■ WORK ITEM ■
Each line in the records below, from the one that contains "The run above" to the one that contains "0.000 | 8 | 18 | – |", should be reproduced exactly, the first and last included.

------------

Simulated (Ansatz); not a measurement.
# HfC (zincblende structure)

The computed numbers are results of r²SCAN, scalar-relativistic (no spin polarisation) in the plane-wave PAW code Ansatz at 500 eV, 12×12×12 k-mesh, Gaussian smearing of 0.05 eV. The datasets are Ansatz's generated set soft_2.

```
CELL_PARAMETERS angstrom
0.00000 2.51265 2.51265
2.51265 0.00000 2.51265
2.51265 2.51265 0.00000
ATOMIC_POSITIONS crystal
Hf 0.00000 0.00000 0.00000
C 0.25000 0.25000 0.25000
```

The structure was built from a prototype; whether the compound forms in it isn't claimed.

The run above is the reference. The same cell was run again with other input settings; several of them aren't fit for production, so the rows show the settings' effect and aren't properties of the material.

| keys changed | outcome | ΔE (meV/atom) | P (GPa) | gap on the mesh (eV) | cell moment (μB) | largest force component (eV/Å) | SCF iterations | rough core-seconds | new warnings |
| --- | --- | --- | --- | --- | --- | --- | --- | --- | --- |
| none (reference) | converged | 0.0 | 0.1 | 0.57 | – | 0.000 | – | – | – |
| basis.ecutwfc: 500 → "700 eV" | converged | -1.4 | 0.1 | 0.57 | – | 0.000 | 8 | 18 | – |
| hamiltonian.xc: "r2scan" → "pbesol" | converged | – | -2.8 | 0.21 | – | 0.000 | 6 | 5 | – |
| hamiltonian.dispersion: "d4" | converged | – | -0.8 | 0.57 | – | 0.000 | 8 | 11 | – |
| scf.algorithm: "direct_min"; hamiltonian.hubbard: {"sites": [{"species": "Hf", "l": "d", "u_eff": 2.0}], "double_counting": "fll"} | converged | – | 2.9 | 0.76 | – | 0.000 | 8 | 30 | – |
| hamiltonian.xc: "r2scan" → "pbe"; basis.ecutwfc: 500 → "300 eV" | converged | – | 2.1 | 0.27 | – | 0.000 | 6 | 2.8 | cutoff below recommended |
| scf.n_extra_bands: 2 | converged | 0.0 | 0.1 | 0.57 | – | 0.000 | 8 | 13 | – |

------------

■ EXERCISE ANSWER ■
The run above is the reference. The same cell was run again with other input settings; several of them aren't fit for production, so the rows show the settings' effect and aren't properties of the material.

| keys changed | outcome | ΔE (meV/atom) | P (GPa) | gap on the mesh (eV) | cell moment (μB) | largest force component (eV/Å) | SCF iterations | rough core-seconds | new warnings |
| --- | --- | --- | --- | --- | --- | --- | --- | --- | --- |
| none (reference) | converged | 0.0 | 0.1 | 0.57 | – | 0.000 | – | – | – |
| basis.ecutwfc: 500 → "700 eV" | converged | -1.4 | 0.1 | 0.57 | – | 0.000 | 8 | 18 | – |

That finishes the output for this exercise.